BEGIN ENTRIES SHOWN

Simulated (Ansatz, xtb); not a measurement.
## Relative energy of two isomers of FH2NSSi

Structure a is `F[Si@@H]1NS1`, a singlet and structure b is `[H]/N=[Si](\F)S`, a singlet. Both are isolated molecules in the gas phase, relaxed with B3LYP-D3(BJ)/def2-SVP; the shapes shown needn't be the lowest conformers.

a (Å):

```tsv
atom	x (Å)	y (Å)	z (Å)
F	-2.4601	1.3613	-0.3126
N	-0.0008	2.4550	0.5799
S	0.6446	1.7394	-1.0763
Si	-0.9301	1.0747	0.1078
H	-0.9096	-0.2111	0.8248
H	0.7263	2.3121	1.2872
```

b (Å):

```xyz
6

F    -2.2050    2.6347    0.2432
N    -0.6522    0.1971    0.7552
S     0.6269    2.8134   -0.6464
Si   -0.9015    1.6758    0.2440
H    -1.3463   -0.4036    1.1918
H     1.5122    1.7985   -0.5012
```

END ENTRIES SHOWN

#### ASSIGNED TASK
Transcribe every record exactly, keeping each line as it is.

#### EXERCISE OUTPUT
Simulated (Ansatz, xtb); not a measurement.
## Relative energy of two isomers of FH2NSSi

Structure a is `F[Si@@H]1NS1`, a singlet and structure b is `[H]/N=[Si](\F)S`, a singlet. Both are isolated molecules in the gas phase, relaxed with B3LYP-D3(BJ)/def2-SVP; the shapes shown needn't be the lowest conformers.

a (Å):

```tsv
atom	x (Å)	y (Å)	z (Å)
F	-2.4601	1.3613	-0.3126
N	-0.0008	2.4550	0.5799
S	0.6446	1.7394	-1.0763
Si	-0.9301	1.0747	0.1078
H	-0.9096	-0.2111	0.8248
H	0.7263	2.3121	1.2872
```

b (Å):

```xyz
6

F    -2.2050    2.6347    0.2432
N    -0.6522    0.1971    0.7552
S     0.6269    2.8134   -0.6464
Si   -0.9015    1.6758    0.2440
H    -1.3463   -0.4036    1.1918
H     1.5122    1.7985   -0.5012
```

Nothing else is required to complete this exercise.